EXTRACTED RECORDS:
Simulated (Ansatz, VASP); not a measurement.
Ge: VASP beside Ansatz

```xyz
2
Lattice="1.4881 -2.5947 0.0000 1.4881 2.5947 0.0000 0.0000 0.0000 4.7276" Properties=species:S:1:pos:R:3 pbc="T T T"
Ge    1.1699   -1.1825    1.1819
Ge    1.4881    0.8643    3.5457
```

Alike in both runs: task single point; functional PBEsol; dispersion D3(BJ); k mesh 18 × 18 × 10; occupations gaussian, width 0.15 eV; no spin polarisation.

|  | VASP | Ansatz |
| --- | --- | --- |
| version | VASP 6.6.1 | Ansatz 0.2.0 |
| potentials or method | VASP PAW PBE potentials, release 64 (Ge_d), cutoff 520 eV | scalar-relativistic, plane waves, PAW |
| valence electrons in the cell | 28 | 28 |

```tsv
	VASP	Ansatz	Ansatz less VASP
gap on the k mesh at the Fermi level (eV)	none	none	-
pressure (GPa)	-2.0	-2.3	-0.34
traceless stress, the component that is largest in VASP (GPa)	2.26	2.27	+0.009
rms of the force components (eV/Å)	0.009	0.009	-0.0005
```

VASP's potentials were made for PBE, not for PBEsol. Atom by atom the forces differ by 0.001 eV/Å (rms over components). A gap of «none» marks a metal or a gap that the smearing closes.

WORK REQUEST:
Verbatim output is expected for the lines from the start of the data to the line in which "Ansatz 0.2.0 |" appears, both included.

EXPECTED ANSWER:
Simulated (Ansatz, VASP); not a measurement.
Ge: VASP beside Ansatz

```xyz
2
Lattice="1.4881 -2.5947 0.0000 1.4881 2.5947 0.0000 0.0000 0.0000 4.7276" Properties=species:S:1:pos:R:3 pbc="T T T"
Ge    1.1699   -1.1825    1.1819
Ge    1.4881    0.8643    3.5457
```

Alike in both runs: task single point; functional PBEsol; dispersion D3(BJ); k mesh 18 × 18 × 10; occupations gaussian, width 0.15 eV; no spin polarisation.

|  | VASP | Ansatz |
| --- | --- | --- |
| version | VASP 6.6.1 | Ansatz 0.2.0 |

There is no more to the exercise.